BRIEF: Beginning with the first line of the data below, reproduce every line unchanged, ending with the line that holds "Question: Predict the outcome.".

DATA FOR ANALYSIS:
- - - -

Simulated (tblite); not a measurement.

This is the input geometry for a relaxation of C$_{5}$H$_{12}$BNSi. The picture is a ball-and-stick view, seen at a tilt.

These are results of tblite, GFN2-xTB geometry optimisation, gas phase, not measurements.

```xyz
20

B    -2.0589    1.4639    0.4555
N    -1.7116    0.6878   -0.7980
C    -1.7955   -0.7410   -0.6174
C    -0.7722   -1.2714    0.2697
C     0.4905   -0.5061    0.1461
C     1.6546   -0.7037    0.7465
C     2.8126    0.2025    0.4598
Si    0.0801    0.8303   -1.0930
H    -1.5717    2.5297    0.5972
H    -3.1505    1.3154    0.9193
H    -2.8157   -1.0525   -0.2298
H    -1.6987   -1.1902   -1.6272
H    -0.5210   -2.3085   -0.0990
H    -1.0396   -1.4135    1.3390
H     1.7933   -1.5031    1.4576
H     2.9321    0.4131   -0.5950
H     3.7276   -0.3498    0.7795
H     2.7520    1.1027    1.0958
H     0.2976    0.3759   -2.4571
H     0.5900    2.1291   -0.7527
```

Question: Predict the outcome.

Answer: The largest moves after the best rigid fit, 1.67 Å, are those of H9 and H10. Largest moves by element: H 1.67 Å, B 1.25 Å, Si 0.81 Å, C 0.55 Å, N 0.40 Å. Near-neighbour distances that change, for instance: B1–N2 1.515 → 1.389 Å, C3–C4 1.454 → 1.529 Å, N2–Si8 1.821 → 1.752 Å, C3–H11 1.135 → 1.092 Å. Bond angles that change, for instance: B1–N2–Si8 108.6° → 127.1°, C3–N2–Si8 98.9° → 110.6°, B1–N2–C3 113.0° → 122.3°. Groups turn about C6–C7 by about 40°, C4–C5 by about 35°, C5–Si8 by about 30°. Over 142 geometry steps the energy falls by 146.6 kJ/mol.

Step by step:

- - - -

EXERCISE ANSWER:
Simulated (tblite); not a measurement.

This is the input geometry for a relaxation of C$_{5}$H$_{12}$BNSi. The picture is a ball-and-stick view, seen at a tilt.

These are results of tblite, GFN2-xTB geometry optimisation, gas phase, not measurements.

```xyz
20

B    -2.0589    1.4639    0.4555
N    -1.7116    0.6878   -0.7980
C    -1.7955   -0.7410   -0.6174
C    -0.7722   -1.2714    0.2697
C     0.4905   -0.5061    0.1461
C     1.6546   -0.7037    0.7465
C     2.8126    0.2025    0.4598
Si    0.0801    0.8303   -1.0930
H    -1.5717    2.5297    0.5972
H    -3.1505    1.3154    0.9193
H    -2.8157   -1.0525   -0.2298
H    -1.6987   -1.1902   -1.6272
H    -0.5210   -2.3085   -0.0990
H    -1.0396   -1.4135    1.3390
H     1.7933   -1.5031    1.4576
H     2.9321    0.4131   -0.5950
H     3.7276   -0.3498    0.7795
H     2.7520    1.1027    1.0958
H     0.2976    0.3759   -2.4571
H     0.5900    2.1291   -0.7527
```

Question: Predict the outcome.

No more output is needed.